*** MATERIAL PROVIDED ***

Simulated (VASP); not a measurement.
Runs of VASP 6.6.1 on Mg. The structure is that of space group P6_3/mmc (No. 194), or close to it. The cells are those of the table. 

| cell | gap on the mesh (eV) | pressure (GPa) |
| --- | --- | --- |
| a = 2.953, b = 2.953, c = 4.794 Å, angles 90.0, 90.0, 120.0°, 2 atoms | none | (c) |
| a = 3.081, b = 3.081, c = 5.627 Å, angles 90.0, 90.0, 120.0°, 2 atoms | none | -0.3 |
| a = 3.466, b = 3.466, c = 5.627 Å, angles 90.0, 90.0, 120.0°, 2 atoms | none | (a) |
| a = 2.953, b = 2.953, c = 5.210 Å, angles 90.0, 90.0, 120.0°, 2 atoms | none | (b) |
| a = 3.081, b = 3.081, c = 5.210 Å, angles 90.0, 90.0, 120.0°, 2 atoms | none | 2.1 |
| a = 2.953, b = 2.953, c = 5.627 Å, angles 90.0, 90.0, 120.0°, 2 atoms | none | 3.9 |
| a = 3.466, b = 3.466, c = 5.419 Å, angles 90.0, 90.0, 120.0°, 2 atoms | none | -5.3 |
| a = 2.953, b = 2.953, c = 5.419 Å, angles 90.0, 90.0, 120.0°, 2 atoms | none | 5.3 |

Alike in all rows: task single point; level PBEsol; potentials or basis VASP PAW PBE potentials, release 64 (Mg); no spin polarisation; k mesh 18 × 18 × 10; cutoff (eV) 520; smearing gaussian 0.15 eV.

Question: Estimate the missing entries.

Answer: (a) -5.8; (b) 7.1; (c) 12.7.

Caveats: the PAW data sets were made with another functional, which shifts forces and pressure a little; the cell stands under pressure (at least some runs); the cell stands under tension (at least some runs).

*** End of MATERIAL PROVIDED ***

• [REQUIREMENT]: Your reply needs to reproduce all of the listing exactly.

• [WRITTEN REPLY]:
Simulated (VASP); not a measurement.
Runs of VASP 6.6.1 on Mg. The structure is that of space group P6_3/mmc (No. 194), or close to it. The cells are those of the table. 

| cell | gap on the mesh (eV) | pressure (GPa) |
| --- | --- | --- |
| a = 2.953, b = 2.953, c = 4.794 Å, angles 90.0, 90.0, 120.0°, 2 atoms | none | (c) |
| a = 3.081, b = 3.081, c = 5.627 Å, angles 90.0, 90.0, 120.0°, 2 atoms | none | -0.3 |
| a = 3.466, b = 3.466, c = 5.627 Å, angles 90.0, 90.0, 120.0°, 2 atoms | none | (a) |
| a = 2.953, b = 2.953, c = 5.210 Å, angles 90.0, 90.0, 120.0°, 2 atoms | none | (b) |
| a = 3.081, b = 3.081, c = 5.210 Å, angles 90.0, 90.0, 120.0°, 2 atoms | none | 2.1 |
| a = 2.953, b = 2.953, c = 5.627 Å, angles 90.0, 90.0, 120.0°, 2 atoms | none | 3.9 |
| a = 3.466, b = 3.466, c = 5.419 Å, angles 90.0, 90.0, 120.0°, 2 atoms | none | -5.3 |
| a = 2.953, b = 2.953, c = 5.419 Å, angles 90.0, 90.0, 120.0°, 2 atoms | none | 5.3 |

Alike in all rows: task single point; level PBEsol; potentials or basis VASP PAW PBE potentials, release 64 (Mg); no spin polarisation; k mesh 18 × 18 × 10; cutoff (eV) 520; smearing gaussian 0.15 eV.

Question: Estimate the missing entries.

Answer: (a) -5.8; (b) 7.1; (c) 12.7.

Caveats: the PAW data sets were made with another functional, which shifts forces and pressure a little; the cell stands under pressure (at least some runs); the cell stands under tension (at least some runs).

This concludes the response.